DATA SECTION:
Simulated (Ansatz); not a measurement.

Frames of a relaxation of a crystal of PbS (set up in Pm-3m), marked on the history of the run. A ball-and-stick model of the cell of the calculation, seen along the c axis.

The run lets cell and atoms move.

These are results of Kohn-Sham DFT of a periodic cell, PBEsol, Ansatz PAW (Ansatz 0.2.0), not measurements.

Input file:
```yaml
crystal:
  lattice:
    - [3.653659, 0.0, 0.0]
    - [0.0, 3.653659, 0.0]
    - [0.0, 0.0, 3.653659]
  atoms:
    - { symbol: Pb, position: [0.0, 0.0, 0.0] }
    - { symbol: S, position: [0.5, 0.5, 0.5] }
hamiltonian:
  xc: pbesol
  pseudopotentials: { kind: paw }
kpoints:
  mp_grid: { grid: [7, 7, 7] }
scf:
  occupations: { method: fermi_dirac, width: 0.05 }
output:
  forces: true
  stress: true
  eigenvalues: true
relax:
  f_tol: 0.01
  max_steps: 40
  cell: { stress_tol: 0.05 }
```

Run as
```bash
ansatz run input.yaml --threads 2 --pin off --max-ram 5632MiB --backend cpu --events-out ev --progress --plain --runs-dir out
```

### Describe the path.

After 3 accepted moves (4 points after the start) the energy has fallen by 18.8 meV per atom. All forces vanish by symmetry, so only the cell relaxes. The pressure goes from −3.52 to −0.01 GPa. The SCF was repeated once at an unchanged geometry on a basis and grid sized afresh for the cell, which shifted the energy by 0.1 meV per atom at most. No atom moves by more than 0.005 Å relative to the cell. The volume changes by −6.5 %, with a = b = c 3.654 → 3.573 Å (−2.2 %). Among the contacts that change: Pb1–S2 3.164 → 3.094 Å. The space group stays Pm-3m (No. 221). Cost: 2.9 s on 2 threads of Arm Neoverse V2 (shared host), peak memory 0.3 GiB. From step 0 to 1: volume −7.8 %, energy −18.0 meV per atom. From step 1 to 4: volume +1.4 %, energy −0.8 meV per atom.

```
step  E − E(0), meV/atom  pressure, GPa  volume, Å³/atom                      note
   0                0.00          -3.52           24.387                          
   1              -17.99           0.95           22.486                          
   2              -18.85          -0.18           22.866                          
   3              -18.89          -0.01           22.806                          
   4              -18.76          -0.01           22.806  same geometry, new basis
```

REQUIRED ACTION: After locating the line with "These are results" in the material above, return it and each line after it exactly, ending at the line with "### Describe the path.".

TASK OUTPUT:
These are results of Kohn-Sham DFT of a periodic cell, PBEsol, Ansatz PAW (Ansatz 0.2.0), not measurements.

Input file:
```yaml
crystal:
  lattice:
    - [3.653659, 0.0, 0.0]
    - [0.0, 3.653659, 0.0]
    - [0.0, 0.0, 3.653659]
  atoms:
    - { symbol: Pb, position: [0.0, 0.0, 0.0] }
    - { symbol: S, position: [0.5, 0.5, 0.5] }
hamiltonian:
  xc: pbesol
  pseudopotentials: { kind: paw }
kpoints:
  mp_grid: { grid: [7, 7, 7] }
scf:
  occupations: { method: fermi_dirac, width: 0.05 }
output:
  forces: true
  stress: true
  eigenvalues: true
relax:
  f_tol: 0.01
  max_steps: 40
  cell: { stress_tol: 0.05 }
```

Run as
```bash
ansatz run input.yaml --threads 2 --pin off --max-ram 5632MiB --backend cpu --events-out ev --progress --plain --runs-dir out
```

### Describe the path.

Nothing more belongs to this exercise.